(ASSIGNMENT): Write out the whole listing exactly as it stands.

[MATERIAL SHOWN — start]

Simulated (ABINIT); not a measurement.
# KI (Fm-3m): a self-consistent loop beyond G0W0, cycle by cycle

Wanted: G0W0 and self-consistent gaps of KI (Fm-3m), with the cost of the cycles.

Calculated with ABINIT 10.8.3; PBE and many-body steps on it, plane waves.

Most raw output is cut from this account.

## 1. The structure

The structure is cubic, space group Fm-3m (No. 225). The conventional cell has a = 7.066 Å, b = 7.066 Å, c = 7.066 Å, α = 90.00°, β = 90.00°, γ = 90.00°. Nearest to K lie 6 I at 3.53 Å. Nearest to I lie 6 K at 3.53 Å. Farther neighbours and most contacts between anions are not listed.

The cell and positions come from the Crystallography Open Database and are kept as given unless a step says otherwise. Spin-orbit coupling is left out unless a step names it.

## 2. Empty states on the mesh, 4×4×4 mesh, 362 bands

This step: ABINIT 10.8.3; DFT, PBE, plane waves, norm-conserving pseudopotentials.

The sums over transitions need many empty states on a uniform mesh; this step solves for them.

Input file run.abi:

[MATERIAL SHOWN — finish]

(EXERCISE ANSWER):
Simulated (ABINIT); not a measurement.
# KI (Fm-3m): a self-consistent loop beyond G0W0, cycle by cycle

Wanted: G0W0 and self-consistent gaps of KI (Fm-3m), with the cost of the cycles.

Calculated with ABINIT 10.8.3; PBE and many-body steps on it, plane waves.

Most raw output is cut from this account.

## 1. The structure

The structure is cubic, space group Fm-3m (No. 225). The conventional cell has a = 7.066 Å, b = 7.066 Å, c = 7.066 Å, α = 90.00°, β = 90.00°, γ = 90.00°. Nearest to K lie 6 I at 3.53 Å. Nearest to I lie 6 K at 3.53 Å. Farther neighbours and most contacts between anions are not listed.

The cell and positions come from the Crystallography Open Database and are kept as given unless a step says otherwise. Spin-orbit coupling is left out unless a step names it.

## 2. Empty states on the mesh, 4×4×4 mesh, 362 bands

This step: ABINIT 10.8.3; DFT, PBE, plane waves, norm-conserving pseudopotentials.

The sums over transitions need many empty states on a uniform mesh; this step solves for them.

Input file run.abi:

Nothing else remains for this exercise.